EXTRACTED RECORDS>
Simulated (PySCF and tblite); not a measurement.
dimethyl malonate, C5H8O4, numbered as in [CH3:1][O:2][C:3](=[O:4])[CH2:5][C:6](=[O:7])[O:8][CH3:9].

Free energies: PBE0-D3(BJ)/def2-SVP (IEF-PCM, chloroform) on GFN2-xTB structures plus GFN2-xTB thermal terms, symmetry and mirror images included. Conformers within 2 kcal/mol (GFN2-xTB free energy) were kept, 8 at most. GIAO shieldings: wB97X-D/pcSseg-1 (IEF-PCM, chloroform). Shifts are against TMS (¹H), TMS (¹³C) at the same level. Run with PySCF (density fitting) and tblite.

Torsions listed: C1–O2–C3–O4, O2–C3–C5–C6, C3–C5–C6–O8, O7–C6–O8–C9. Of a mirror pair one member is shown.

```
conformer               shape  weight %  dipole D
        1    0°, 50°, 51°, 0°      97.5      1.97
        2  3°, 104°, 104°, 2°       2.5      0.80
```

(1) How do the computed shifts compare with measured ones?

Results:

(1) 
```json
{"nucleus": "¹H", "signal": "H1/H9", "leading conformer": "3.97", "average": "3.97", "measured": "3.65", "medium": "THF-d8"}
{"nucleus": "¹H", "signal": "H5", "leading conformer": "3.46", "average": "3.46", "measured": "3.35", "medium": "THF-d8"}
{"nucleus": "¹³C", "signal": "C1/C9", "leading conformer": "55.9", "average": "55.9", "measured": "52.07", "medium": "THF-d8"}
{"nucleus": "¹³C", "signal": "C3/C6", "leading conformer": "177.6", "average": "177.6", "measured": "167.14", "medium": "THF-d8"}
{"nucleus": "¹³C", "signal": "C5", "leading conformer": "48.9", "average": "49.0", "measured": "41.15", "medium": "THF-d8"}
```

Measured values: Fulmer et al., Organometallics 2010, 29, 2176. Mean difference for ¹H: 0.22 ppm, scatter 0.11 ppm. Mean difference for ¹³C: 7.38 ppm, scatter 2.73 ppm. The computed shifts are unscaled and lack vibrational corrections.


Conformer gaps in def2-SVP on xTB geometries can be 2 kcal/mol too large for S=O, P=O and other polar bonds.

REQUIREMENT>
The range runs from the line with "member is shown." up to and including the line with "Measured values: Fulmer" in the listing above; please write out exactly those lines and nothing more.

TASK RESPONSE>
Torsions listed: C1–O2–C3–O4, O2–C3–C5–C6, C3–C5–C6–O8, O7–C6–O8–C9. Of a mirror pair one member is shown.

```
conformer               shape  weight %  dipole D
        1    0°, 50°, 51°, 0°      97.5      1.97
        2  3°, 104°, 104°, 2°       2.5      0.80
```

(1) How do the computed shifts compare with measured ones?

Results:

(1) 
```json
{"nucleus": "¹H", "signal": "H1/H9", "leading conformer": "3.97", "average": "3.97", "measured": "3.65", "medium": "THF-d8"}
{"nucleus": "¹H", "signal": "H5", "leading conformer": "3.46", "average": "3.46", "measured": "3.35", "medium": "THF-d8"}
{"nucleus": "¹³C", "signal": "C1/C9", "leading conformer": "55.9", "average": "55.9", "measured": "52.07", "medium": "THF-d8"}
{"nucleus": "¹³C", "signal": "C3/C6", "leading conformer": "177.6", "average": "177.6", "measured": "167.14", "medium": "THF-d8"}
{"nucleus": "¹³C", "signal": "C5", "leading conformer": "48.9", "average": "49.0", "measured": "41.15", "medium": "THF-d8"}
```

Measured values: Fulmer et al., Organometallics 2010, 29, 2176. Mean difference for ¹H: 0.22 ppm, scatter 0.11 ppm. Mean difference for ¹³C: 7.38 ppm, scatter 2.73 ppm. The computed shifts are unscaled and lack vibrational corrections.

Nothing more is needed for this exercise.